The answer must be every entry, retyped without a single difference.

── RECORDED INFORMATION ──

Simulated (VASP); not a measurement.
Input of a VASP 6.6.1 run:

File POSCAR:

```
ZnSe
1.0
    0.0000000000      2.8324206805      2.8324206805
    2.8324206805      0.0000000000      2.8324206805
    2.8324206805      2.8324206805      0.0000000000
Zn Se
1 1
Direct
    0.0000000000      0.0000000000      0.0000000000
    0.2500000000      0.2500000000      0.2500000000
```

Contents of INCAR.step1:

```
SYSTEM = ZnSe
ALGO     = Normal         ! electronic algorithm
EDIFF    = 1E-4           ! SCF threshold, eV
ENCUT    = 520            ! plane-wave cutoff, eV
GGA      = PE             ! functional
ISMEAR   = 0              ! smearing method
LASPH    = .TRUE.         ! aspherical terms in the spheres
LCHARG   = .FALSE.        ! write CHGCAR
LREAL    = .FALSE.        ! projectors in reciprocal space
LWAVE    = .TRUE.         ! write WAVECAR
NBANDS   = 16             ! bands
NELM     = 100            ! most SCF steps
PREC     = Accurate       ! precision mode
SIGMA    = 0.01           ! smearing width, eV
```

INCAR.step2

───

- EXERCISE RESPONSE:
Simulated (VASP); not a measurement.
Input of a VASP 6.6.1 run:

File POSCAR:

```
ZnSe
1.0
    0.0000000000      2.8324206805      2.8324206805
    2.8324206805      0.0000000000      2.8324206805
    2.8324206805      2.8324206805      0.0000000000
Zn Se
1 1
Direct
    0.0000000000      0.0000000000      0.0000000000
    0.2500000000      0.2500000000      0.2500000000
```

Contents of INCAR.step1:

```
SYSTEM = ZnSe
ALGO     = Normal         ! electronic algorithm
EDIFF    = 1E-4           ! SCF threshold, eV
ENCUT    = 520            ! plane-wave cutoff, eV
GGA      = PE             ! functional
ISMEAR   = 0              ! smearing method
LASPH    = .TRUE.         ! aspherical terms in the spheres
LCHARG   = .FALSE.        ! write CHGCAR
LREAL    = .FALSE.        ! projectors in reciprocal space
LWAVE    = .TRUE.         ! write WAVECAR
NBANDS   = 16             ! bands
NELM     = 100            ! most SCF steps
PREC     = Accurate       ! precision mode
SIGMA    = 0.01           ! smearing width, eV
```

INCAR.step2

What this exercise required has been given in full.